→ Recorded information:
··········
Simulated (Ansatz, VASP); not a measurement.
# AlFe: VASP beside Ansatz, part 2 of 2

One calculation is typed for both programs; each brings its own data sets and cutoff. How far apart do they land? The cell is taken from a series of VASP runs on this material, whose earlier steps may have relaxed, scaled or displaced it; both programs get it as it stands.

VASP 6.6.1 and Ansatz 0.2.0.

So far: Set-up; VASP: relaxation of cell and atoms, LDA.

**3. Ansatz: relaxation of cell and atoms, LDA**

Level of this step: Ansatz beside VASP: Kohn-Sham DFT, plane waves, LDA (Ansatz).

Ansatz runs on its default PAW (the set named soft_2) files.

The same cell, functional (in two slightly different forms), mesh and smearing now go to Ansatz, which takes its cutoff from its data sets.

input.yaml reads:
··········

Whatever appears in the data above is to be set down exactly.

→ Task solution:
Simulated (Ansatz, VASP); not a measurement.
# AlFe: VASP beside Ansatz, part 2 of 2

One calculation is typed for both programs; each brings its own data sets and cutoff. How far apart do they land? The cell is taken from a series of VASP runs on this material, whose earlier steps may have relaxed, scaled or displaced it; both programs get it as it stands.

VASP 6.6.1 and Ansatz 0.2.0.

So far: Set-up; VASP: relaxation of cell and atoms, LDA.

**3. Ansatz: relaxation of cell and atoms, LDA**

Level of this step: Ansatz beside VASP: Kohn-Sham DFT, plane waves, LDA (Ansatz).

Ansatz runs on its default PAW (the set named soft_2) files.

The same cell, functional (in two slightly different forms), mesh and smearing now go to Ansatz, which takes its cutoff from its data sets.

input.yaml reads:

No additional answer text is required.